### Work order
Please restate each entry exactly, without skipping any.

____ Recorded information

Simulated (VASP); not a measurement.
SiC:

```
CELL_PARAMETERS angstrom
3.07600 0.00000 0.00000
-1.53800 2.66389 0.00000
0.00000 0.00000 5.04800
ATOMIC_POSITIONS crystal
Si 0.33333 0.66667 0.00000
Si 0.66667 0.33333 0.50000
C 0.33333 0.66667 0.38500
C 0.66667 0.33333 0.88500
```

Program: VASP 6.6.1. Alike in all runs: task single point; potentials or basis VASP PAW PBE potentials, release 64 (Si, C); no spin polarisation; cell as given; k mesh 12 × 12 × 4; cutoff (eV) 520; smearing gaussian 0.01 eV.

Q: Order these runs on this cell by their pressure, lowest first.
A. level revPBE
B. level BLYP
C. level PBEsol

________

### Task solution
Simulated (VASP); not a measurement.
SiC:

```
CELL_PARAMETERS angstrom
3.07600 0.00000 0.00000
-1.53800 2.66389 0.00000
0.00000 0.00000 5.04800
ATOMIC_POSITIONS crystal
Si 0.33333 0.66667 0.00000
Si 0.66667 0.33333 0.50000
C 0.33333 0.66667 0.38500
C 0.66667 0.33333 0.88500
```

Program: VASP 6.6.1. Alike in all runs: task single point; potentials or basis VASP PAW PBE potentials, release 64 (Si, C); no spin polarisation; cell as given; k mesh 12 × 12 × 4; cutoff (eV) 520; smearing gaussian 0.01 eV.

Q: Order these runs on this cell by their pressure, lowest first.
A. level revPBE
B. level BLYP
C. level PBEsol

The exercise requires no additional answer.